## Requirement
Return every line below exactly as written.

## Data excerpts
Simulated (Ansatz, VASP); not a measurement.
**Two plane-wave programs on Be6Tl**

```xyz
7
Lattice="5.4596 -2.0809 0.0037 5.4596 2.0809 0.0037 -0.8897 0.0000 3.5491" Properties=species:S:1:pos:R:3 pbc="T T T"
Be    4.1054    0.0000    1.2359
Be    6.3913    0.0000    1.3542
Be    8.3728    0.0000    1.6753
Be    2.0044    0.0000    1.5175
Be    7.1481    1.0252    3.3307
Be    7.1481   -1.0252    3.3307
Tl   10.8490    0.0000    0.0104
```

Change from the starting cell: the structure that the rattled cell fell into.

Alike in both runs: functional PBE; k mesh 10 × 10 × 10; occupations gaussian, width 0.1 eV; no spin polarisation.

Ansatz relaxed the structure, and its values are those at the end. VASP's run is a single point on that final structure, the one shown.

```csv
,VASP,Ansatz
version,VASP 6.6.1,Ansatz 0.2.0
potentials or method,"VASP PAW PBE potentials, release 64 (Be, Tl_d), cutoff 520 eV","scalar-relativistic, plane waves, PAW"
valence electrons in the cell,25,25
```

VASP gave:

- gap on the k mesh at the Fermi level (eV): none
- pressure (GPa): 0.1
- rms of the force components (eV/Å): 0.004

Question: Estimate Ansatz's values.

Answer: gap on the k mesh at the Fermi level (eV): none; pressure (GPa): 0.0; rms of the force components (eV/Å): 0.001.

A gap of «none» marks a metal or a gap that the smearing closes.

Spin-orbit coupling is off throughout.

## Written solution
Simulated (Ansatz, VASP); not a measurement.
**Two plane-wave programs on Be6Tl**

```xyz
7
Lattice="5.4596 -2.0809 0.0037 5.4596 2.0809 0.0037 -0.8897 0.0000 3.5491" Properties=species:S:1:pos:R:3 pbc="T T T"
Be    4.1054    0.0000    1.2359
Be    6.3913    0.0000    1.3542
Be    8.3728    0.0000    1.6753
Be    2.0044    0.0000    1.5175
Be    7.1481    1.0252    3.3307
Be    7.1481   -1.0252    3.3307
Tl   10.8490    0.0000    0.0104
```

Change from the starting cell: the structure that the rattled cell fell into.

Alike in both runs: functional PBE; k mesh 10 × 10 × 10; occupations gaussian, width 0.1 eV; no spin polarisation.

Ansatz relaxed the structure, and its values are those at the end. VASP's run is a single point on that final structure, the one shown.

```csv
,VASP,Ansatz
version,VASP 6.6.1,Ansatz 0.2.0
potentials or method,"VASP PAW PBE potentials, release 64 (Be, Tl_d), cutoff 520 eV","scalar-relativistic, plane waves, PAW"
valence electrons in the cell,25,25
```

VASP gave:

- gap on the k mesh at the Fermi level (eV): none
- pressure (GPa): 0.1
- rms of the force components (eV/Å): 0.004

Question: Estimate Ansatz's values.

Answer: gap on the k mesh at the Fermi level (eV): none; pressure (GPa): 0.0; rms of the force components (eV/Å): 0.001.

A gap of «none» marks a metal or a gap that the smearing closes.

Spin-orbit coupling is off throughout.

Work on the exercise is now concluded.